Output all of the listing, leaving every line exactly as written.

──────────
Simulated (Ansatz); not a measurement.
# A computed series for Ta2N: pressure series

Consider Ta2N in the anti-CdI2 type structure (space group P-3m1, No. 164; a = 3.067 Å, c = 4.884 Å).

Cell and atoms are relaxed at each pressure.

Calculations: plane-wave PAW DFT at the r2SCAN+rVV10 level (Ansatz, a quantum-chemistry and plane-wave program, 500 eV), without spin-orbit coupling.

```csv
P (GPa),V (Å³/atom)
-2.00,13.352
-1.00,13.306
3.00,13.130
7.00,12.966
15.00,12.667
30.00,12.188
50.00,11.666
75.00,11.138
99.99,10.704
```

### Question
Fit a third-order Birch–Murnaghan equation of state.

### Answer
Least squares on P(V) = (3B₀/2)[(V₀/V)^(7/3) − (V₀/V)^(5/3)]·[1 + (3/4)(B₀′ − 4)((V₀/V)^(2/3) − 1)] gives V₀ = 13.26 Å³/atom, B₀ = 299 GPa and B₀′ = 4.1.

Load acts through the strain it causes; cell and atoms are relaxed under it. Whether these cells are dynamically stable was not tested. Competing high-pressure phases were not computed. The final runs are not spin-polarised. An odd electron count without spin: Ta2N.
──────────

(TASK SOLUTION):
Simulated (Ansatz); not a measurement.
# A computed series for Ta2N: pressure series

Consider Ta2N in the anti-CdI2 type structure (space group P-3m1, No. 164; a = 3.067 Å, c = 4.884 Å).

Cell and atoms are relaxed at each pressure.

Calculations: plane-wave PAW DFT at the r2SCAN+rVV10 level (Ansatz, a quantum-chemistry and plane-wave program, 500 eV), without spin-orbit coupling.

```csv
P (GPa),V (Å³/atom)
-2.00,13.352
-1.00,13.306
3.00,13.130
7.00,12.966
15.00,12.667
30.00,12.188
50.00,11.666
75.00,11.138
99.99,10.704
```

### Question
Fit a third-order Birch–Murnaghan equation of state.

### Answer
Least squares on P(V) = (3B₀/2)[(V₀/V)^(7/3) − (V₀/V)^(5/3)]·[1 + (3/4)(B₀′ − 4)((V₀/V)^(2/3) − 1)] gives V₀ = 13.26 Å³/atom, B₀ = 299 GPa and B₀′ = 4.1.

Load acts through the strain it causes; cell and atoms are relaxed under it. Whether these cells are dynamically stable was not tested. Competing high-pressure phases were not computed. The final runs are not spin-polarised. An odd electron count without spin: Ta2N.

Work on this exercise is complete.